• WORK INSTRUCTION: Every entry, from first to last, is to be retyped without any alteration.

• DATASET EXTRACT:
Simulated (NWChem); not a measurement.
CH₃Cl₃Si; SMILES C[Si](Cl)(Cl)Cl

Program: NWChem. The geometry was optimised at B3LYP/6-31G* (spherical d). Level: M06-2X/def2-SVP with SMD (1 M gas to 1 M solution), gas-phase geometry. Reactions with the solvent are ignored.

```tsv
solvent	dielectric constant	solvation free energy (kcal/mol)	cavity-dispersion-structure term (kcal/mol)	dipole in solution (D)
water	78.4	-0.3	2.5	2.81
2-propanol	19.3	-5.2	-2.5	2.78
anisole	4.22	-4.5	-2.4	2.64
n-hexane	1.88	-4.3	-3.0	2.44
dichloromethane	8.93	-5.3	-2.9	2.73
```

• TASK RESULT:
Simulated (NWChem); not a measurement.
CH₃Cl₃Si; SMILES C[Si](Cl)(Cl)Cl

Program: NWChem. The geometry was optimised at B3LYP/6-31G* (spherical d). Level: M06-2X/def2-SVP with SMD (1 M gas to 1 M solution), gas-phase geometry. Reactions with the solvent are ignored.

```tsv
solvent	dielectric constant	solvation free energy (kcal/mol)	cavity-dispersion-structure term (kcal/mol)	dipole in solution (D)
water	78.4	-0.3	2.5	2.81
2-propanol	19.3	-5.2	-2.5	2.78
anisole	4.22	-4.5	-2.4	2.64
n-hexane	1.88	-4.3	-3.0	2.44
dichloromethane	8.93	-5.3	-2.9	2.73
```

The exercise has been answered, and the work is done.